Task item –
What you return should be every record, retyped without a single change.

Data under study Start Marker

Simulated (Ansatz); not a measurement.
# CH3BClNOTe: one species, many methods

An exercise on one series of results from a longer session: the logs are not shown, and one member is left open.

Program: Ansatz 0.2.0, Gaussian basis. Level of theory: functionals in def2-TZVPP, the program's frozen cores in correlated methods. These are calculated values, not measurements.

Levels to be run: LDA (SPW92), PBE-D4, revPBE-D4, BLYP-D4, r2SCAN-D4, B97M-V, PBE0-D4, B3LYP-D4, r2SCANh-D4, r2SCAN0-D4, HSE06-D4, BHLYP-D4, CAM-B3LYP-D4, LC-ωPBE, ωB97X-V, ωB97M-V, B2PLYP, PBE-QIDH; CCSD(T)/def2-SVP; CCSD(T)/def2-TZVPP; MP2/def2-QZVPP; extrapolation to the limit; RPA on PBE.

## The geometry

Data under study End Marker

Written reply –
Simulated (Ansatz); not a measurement.
# CH3BClNOTe: one species, many methods

An exercise on one series of results from a longer session: the logs are not shown, and one member is left open.

Program: Ansatz 0.2.0, Gaussian basis. Level of theory: functionals in def2-TZVPP, the program's frozen cores in correlated methods. These are calculated values, not measurements.

Levels to be run: LDA (SPW92), PBE-D4, revPBE-D4, BLYP-D4, r2SCAN-D4, B97M-V, PBE0-D4, B3LYP-D4, r2SCANh-D4, r2SCAN0-D4, HSE06-D4, BHLYP-D4, CAM-B3LYP-D4, LC-ωPBE, ωB97X-V, ωB97M-V, B2PLYP, PBE-QIDH; CCSD(T)/def2-SVP; CCSD(T)/def2-TZVPP; MP2/def2-QZVPP; extrapolation to the limit; RPA on PBE.

## The geometry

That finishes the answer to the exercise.